__SUPPLIED ENTRIES__
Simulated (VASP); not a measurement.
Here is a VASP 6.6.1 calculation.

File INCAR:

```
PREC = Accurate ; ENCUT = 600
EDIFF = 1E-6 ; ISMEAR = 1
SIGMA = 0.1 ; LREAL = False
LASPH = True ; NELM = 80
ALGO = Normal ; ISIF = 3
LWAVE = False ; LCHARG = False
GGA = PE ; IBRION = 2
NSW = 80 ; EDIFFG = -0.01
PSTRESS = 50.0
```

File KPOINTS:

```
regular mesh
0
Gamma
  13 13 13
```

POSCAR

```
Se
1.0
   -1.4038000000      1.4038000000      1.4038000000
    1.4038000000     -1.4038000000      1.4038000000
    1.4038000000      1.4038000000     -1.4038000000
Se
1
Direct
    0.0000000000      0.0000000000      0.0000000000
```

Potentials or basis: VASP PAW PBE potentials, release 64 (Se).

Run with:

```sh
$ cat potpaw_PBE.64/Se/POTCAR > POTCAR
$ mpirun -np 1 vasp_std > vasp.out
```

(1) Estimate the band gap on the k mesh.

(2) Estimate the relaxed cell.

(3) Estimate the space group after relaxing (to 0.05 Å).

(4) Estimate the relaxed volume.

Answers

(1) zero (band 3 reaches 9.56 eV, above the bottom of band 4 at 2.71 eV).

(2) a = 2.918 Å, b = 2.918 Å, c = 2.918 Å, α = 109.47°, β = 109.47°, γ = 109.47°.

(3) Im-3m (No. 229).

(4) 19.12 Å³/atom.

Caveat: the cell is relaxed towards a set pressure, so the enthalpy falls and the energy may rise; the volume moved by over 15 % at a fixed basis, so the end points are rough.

__REQUIREMENT__
Look above and return each line of the records exactly, from the very first through the line with "(4) 19.12 Å³/atom.", both included.

__WRITTEN SOLUTION__
Simulated (VASP); not a measurement.
Here is a VASP 6.6.1 calculation.

File INCAR:

```
PREC = Accurate ; ENCUT = 600
EDIFF = 1E-6 ; ISMEAR = 1
SIGMA = 0.1 ; LREAL = False
LASPH = True ; NELM = 80
ALGO = Normal ; ISIF = 3
LWAVE = False ; LCHARG = False
GGA = PE ; IBRION = 2
NSW = 80 ; EDIFFG = -0.01
PSTRESS = 50.0
```

File KPOINTS:

```
regular mesh
0
Gamma
  13 13 13
```

POSCAR

```
Se
1.0
   -1.4038000000      1.4038000000      1.4038000000
    1.4038000000     -1.4038000000      1.4038000000
    1.4038000000      1.4038000000     -1.4038000000
Se
1
Direct
    0.0000000000      0.0000000000      0.0000000000
```

Potentials or basis: VASP PAW PBE potentials, release 64 (Se).

Run with:

```sh
$ cat potpaw_PBE.64/Se/POTCAR > POTCAR
$ mpirun -np 1 vasp_std > vasp.out
```

(1) Estimate the band gap on the k mesh.

(2) Estimate the relaxed cell.

(3) Estimate the space group after relaxing (to 0.05 Å).

(4) Estimate the relaxed volume.

Answers

(1) zero (band 3 reaches 9.56 eV, above the bottom of band 4 at 2.71 eV).

(2) a = 2.918 Å, b = 2.918 Å, c = 2.918 Å, α = 109.47°, β = 109.47°, γ = 109.47°.

(3) Im-3m (No. 229).

(4) 19.12 Å³/atom.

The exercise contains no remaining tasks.